*** Listed records ***

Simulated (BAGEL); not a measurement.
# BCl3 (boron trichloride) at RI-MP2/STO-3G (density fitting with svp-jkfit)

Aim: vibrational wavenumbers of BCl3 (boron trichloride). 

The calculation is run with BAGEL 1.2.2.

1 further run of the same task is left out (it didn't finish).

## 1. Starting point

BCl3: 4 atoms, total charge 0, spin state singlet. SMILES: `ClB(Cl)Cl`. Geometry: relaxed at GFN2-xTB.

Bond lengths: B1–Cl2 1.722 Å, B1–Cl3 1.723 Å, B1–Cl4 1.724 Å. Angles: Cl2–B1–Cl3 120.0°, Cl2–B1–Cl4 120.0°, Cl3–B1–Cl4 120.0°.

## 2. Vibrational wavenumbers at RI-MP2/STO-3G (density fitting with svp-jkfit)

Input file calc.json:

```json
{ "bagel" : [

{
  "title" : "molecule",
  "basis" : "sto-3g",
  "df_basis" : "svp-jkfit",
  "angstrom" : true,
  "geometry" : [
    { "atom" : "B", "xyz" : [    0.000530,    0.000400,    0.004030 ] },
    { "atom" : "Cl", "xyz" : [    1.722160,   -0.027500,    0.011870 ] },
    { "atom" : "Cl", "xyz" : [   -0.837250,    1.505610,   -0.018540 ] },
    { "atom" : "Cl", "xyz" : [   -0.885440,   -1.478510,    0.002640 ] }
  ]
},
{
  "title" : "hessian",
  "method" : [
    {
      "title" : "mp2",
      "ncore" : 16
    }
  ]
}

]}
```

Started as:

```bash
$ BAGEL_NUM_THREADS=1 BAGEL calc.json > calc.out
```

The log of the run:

*** End of Listed records ***

Work request: Return only the lines above that run from the opening line through the line containing "## 1. Starting point", exactly as written.

Response area:
Simulated (BAGEL); not a measurement.
# BCl3 (boron trichloride) at RI-MP2/STO-3G (density fitting with svp-jkfit)

Aim: vibrational wavenumbers of BCl3 (boron trichloride). 

The calculation is run with BAGEL 1.2.2.

1 further run of the same task is left out (it didn't finish).

## 1. Starting point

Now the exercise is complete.